══ Extracted records

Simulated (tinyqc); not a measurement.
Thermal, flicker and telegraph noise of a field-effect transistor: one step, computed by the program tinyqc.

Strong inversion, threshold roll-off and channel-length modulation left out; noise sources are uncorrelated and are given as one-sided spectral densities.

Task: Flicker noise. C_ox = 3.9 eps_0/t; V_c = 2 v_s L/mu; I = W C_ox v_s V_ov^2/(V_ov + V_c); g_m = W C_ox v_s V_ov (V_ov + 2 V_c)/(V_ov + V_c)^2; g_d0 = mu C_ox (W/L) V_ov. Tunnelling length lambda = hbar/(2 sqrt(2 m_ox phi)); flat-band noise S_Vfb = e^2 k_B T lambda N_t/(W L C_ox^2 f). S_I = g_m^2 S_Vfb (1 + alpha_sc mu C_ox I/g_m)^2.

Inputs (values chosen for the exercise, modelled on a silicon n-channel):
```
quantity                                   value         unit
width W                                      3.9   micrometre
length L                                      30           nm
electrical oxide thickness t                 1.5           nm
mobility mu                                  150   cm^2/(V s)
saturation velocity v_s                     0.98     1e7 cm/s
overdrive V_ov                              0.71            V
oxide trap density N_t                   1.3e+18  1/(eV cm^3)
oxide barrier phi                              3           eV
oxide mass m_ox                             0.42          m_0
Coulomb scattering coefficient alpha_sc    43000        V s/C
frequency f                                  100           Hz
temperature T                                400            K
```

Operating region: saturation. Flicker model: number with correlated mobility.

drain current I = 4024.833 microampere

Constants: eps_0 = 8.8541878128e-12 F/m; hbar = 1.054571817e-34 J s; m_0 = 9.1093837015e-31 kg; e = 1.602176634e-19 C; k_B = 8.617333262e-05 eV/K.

════

Repeat exactly the lines above from the one with "Thermal, flicker and" up to and including the one with "Strong inversion, threshold". No other line belongs in the reply.

Thermal, flicker and telegraph noise of a field-effect transistor: one step, computed by the program tinyqc.

Strong inversion, threshold roll-off and channel-length modulation left out; noise sources are uncorrelated and are given as one-sided spectral densities.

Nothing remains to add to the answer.